**Brief:**
Return every line of the listing, exactly as it reads.

[Recorded data]

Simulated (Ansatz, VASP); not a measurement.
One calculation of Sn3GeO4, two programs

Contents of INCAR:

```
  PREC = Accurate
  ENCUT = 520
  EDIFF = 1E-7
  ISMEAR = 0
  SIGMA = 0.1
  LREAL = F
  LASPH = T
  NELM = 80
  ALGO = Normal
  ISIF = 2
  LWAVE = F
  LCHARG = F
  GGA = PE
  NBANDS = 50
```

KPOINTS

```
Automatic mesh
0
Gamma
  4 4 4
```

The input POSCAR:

[/Recorded data]

**Answer box:**
Simulated (Ansatz, VASP); not a measurement.
One calculation of Sn3GeO4, two programs

Contents of INCAR:

```
  PREC = Accurate
  ENCUT = 520
  EDIFF = 1E-7
  ISMEAR = 0
  SIGMA = 0.1
  LREAL = F
  LASPH = T
  NELM = 80
  ALGO = Normal
  ISIF = 2
  LWAVE = F
  LCHARG = F
  GGA = PE
  NBANDS = 50
```

KPOINTS

```
Automatic mesh
0
Gamma
  4 4 4
```

The input POSCAR:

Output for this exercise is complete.